• **Source information**:
────────

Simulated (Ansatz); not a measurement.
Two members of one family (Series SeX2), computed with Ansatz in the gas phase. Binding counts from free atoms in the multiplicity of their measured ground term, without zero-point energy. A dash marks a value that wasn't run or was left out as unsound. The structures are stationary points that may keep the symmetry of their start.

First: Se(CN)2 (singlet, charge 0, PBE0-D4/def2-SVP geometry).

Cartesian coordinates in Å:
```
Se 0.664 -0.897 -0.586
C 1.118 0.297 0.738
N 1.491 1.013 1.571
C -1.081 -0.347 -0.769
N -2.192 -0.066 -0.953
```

────────

• **Task item**:
Write the records out again, character for character.

• **Written response**:
Simulated (Ansatz); not a measurement.
Two members of one family (Series SeX2), computed with Ansatz in the gas phase. Binding counts from free atoms in the multiplicity of their measured ground term, without zero-point energy. A dash marks a value that wasn't run or was left out as unsound. The structures are stationary points that may keep the symmetry of their start.

First: Se(CN)2 (singlet, charge 0, PBE0-D4/def2-SVP geometry).

Cartesian coordinates in Å:
```
Se 0.664 -0.897 -0.586
C 1.118 0.297 0.738
N 1.491 1.013 1.571
C -1.081 -0.347 -0.769
N -2.192 -0.066 -0.953
```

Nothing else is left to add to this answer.